◆ Work task ◆
Up to and including the line with "- Functional: PBE", restate the material below word for word, beginning with its first line.

====================
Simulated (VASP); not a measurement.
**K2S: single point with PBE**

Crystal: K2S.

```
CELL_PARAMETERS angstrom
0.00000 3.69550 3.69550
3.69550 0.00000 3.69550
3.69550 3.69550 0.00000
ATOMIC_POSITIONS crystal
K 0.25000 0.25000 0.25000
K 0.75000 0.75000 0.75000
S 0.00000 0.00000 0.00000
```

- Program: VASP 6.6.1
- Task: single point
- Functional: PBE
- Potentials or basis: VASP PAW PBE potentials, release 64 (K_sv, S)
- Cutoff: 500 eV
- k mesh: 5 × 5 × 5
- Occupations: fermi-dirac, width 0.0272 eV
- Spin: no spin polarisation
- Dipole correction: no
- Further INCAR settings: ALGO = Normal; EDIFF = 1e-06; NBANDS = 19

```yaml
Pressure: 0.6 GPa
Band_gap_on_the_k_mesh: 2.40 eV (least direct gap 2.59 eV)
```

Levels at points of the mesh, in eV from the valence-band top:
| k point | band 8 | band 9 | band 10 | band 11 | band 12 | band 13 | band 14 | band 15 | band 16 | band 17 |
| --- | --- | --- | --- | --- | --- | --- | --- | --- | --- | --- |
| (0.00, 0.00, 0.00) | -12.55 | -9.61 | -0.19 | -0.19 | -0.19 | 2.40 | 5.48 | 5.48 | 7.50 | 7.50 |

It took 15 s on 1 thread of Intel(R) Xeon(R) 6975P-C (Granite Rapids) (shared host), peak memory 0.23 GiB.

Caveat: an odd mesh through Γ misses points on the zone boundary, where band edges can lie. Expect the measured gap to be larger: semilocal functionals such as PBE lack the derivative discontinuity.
====================

◆ Answer section ◆
Simulated (VASP); not a measurement.
**K2S: single point with PBE**

Crystal: K2S.

```
CELL_PARAMETERS angstrom
0.00000 3.69550 3.69550
3.69550 0.00000 3.69550
3.69550 3.69550 0.00000
ATOMIC_POSITIONS crystal
K 0.25000 0.25000 0.25000
K 0.75000 0.75000 0.75000
S 0.00000 0.00000 0.00000
```

- Program: VASP 6.6.1
- Task: single point
- Functional: PBE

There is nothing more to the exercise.